◇ ◇ ◇ ◇

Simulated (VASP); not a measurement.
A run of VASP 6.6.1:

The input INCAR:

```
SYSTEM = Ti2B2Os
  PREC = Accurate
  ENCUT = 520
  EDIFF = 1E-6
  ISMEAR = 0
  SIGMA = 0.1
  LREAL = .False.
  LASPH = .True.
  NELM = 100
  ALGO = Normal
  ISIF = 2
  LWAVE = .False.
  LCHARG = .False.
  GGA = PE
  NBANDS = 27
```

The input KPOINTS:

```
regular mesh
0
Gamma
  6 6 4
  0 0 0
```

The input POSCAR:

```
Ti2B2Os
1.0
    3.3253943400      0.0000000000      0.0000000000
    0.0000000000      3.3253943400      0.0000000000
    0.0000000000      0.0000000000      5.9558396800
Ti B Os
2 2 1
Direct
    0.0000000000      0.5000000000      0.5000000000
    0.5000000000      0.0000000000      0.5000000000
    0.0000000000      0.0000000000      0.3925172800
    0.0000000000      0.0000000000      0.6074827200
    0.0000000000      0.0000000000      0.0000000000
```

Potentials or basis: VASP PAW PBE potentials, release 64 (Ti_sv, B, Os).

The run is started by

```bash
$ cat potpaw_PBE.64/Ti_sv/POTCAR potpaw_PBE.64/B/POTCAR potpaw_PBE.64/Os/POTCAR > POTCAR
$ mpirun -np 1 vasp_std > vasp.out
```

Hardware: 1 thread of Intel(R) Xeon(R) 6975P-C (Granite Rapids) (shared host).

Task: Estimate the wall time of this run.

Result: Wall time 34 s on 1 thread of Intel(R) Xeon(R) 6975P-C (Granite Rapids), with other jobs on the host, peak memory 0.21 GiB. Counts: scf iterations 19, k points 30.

◇ ◇ ◇ ◇

■ ACTION ITEM: In this exercise, copy only the lines from the opening line of the material through the line where "Task: Estimate the wall time of this run." appears.

■ RESULT:
Simulated (VASP); not a measurement.
A run of VASP 6.6.1:

The input INCAR:

```
SYSTEM = Ti2B2Os
  PREC = Accurate
  ENCUT = 520
  EDIFF = 1E-6
  ISMEAR = 0
  SIGMA = 0.1
  LREAL = .False.
  LASPH = .True.
  NELM = 100
  ALGO = Normal
  ISIF = 2
  LWAVE = .False.
  LCHARG = .False.
  GGA = PE
  NBANDS = 27
```

The input KPOINTS:

```
regular mesh
0
Gamma
  6 6 4
  0 0 0
```

The input POSCAR:

```
Ti2B2Os
1.0
    3.3253943400      0.0000000000      0.0000000000
    0.0000000000      3.3253943400      0.0000000000
    0.0000000000      0.0000000000      5.9558396800
Ti B Os
2 2 1
Direct
    0.0000000000      0.5000000000      0.5000000000
    0.5000000000      0.0000000000      0.5000000000
    0.0000000000      0.0000000000      0.3925172800
    0.0000000000      0.0000000000      0.6074827200
    0.0000000000      0.0000000000      0.0000000000
```

Potentials or basis: VASP PAW PBE potentials, release 64 (Ti_sv, B, Os).

The run is started by

```bash
$ cat potpaw_PBE.64/Ti_sv/POTCAR potpaw_PBE.64/B/POTCAR potpaw_PBE.64/Os/POTCAR > POTCAR
$ mpirun -np 1 vasp_std > vasp.out
```

Hardware: 1 thread of Intel(R) Xeon(R) 6975P-C (Granite Rapids) (shared host).

Task: Estimate the wall time of this run.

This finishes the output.